(Provided material)

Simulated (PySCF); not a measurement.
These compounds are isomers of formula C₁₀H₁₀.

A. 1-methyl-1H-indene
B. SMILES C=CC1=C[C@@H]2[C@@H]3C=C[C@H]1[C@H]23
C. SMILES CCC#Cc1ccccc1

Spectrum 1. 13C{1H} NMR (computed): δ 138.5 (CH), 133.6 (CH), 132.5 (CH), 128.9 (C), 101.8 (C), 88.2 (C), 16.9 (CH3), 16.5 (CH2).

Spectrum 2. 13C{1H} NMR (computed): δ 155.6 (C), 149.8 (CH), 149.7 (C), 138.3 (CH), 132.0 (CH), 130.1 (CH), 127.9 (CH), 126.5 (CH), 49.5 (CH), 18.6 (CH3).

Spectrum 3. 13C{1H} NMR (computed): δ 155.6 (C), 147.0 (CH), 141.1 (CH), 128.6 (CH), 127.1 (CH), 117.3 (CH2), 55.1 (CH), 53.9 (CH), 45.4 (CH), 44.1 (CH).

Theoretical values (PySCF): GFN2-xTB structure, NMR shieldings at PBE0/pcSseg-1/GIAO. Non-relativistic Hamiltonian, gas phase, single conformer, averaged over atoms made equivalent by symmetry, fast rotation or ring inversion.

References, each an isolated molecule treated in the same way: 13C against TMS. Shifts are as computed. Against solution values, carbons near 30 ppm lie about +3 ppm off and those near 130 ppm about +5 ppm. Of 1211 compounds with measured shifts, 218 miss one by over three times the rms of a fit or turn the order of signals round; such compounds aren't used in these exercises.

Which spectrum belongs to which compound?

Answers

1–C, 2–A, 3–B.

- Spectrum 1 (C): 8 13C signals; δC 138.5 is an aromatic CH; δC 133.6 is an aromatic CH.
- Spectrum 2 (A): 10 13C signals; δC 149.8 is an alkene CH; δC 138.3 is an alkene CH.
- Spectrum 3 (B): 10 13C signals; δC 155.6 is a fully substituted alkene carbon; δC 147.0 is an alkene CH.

(End Provided material)

Activity
Start at the first line of the material and transcribe each line exactly, stopping once the line containing "(CH3), 16.5 (CH2)." has been written.

Your solution
Simulated (PySCF); not a measurement.
These compounds are isomers of formula C₁₀H₁₀.

A. 1-methyl-1H-indene
B. SMILES C=CC1=C[C@@H]2[C@@H]3C=C[C@H]1[C@H]23
C. SMILES CCC#Cc1ccccc1

Spectrum 1. 13C{1H} NMR (computed): δ 138.5 (CH), 133.6 (CH), 132.5 (CH), 128.9 (C), 101.8 (C), 88.2 (C), 16.9 (CH3), 16.5 (CH2).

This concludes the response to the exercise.